Required action |
The lines from the first line of the entries through the line containing "Task: Estimate the wall time of this run." are to be repeated exactly, with both of those lines included.

Content starts

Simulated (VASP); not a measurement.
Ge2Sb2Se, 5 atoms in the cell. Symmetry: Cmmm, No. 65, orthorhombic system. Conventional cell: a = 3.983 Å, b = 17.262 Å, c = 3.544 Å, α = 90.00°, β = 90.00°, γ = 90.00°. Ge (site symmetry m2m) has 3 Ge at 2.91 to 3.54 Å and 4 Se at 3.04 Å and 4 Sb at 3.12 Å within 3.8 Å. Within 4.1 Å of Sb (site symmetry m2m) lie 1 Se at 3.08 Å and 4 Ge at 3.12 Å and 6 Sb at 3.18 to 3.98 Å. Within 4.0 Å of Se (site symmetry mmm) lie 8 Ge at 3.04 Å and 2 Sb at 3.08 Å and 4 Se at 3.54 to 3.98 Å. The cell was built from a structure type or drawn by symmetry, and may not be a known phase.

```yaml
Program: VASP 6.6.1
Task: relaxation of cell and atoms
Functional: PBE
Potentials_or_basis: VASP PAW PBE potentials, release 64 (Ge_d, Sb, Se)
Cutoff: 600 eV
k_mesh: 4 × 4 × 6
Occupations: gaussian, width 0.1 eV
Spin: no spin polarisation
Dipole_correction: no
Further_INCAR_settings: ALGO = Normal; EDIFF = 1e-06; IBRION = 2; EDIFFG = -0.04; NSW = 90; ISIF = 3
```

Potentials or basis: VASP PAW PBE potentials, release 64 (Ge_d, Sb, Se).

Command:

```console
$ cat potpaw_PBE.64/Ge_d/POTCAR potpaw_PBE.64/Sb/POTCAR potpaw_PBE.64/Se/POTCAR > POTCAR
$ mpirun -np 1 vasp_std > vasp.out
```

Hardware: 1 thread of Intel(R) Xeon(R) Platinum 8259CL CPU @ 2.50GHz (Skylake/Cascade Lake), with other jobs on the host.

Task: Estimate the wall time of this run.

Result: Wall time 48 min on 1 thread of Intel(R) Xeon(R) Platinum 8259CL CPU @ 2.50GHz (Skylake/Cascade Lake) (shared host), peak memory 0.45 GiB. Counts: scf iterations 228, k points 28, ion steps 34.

Content ends

Response area |
Simulated (VASP); not a measurement.
Ge2Sb2Se, 5 atoms in the cell. Symmetry: Cmmm, No. 65, orthorhombic system. Conventional cell: a = 3.983 Å, b = 17.262 Å, c = 3.544 Å, α = 90.00°, β = 90.00°, γ = 90.00°. Ge (site symmetry m2m) has 3 Ge at 2.91 to 3.54 Å and 4 Se at 3.04 Å and 4 Sb at 3.12 Å within 3.8 Å. Within 4.1 Å of Sb (site symmetry m2m) lie 1 Se at 3.08 Å and 4 Ge at 3.12 Å and 6 Sb at 3.18 to 3.98 Å. Within 4.0 Å of Se (site symmetry mmm) lie 8 Ge at 3.04 Å and 2 Sb at 3.08 Å and 4 Se at 3.54 to 3.98 Å. The cell was built from a structure type or drawn by symmetry, and may not be a known phase.

```yaml
Program: VASP 6.6.1
Task: relaxation of cell and atoms
Functional: PBE
Potentials_or_basis: VASP PAW PBE potentials, release 64 (Ge_d, Sb, Se)
Cutoff: 600 eV
k_mesh: 4 × 4 × 6
Occupations: gaussian, width 0.1 eV
Spin: no spin polarisation
Dipole_correction: no
Further_INCAR_settings: ALGO = Normal; EDIFF = 1e-06; IBRION = 2; EDIFFG = -0.04; NSW = 90; ISIF = 3
```

Potentials or basis: VASP PAW PBE potentials, release 64 (Ge_d, Sb, Se).

Command:

```console
$ cat potpaw_PBE.64/Ge_d/POTCAR potpaw_PBE.64/Sb/POTCAR potpaw_PBE.64/Se/POTCAR > POTCAR
$ mpirun -np 1 vasp_std > vasp.out
```

Hardware: 1 thread of Intel(R) Xeon(R) Platinum 8259CL CPU @ 2.50GHz (Skylake/Cascade Lake), with other jobs on the host.

Task: Estimate the wall time of this run.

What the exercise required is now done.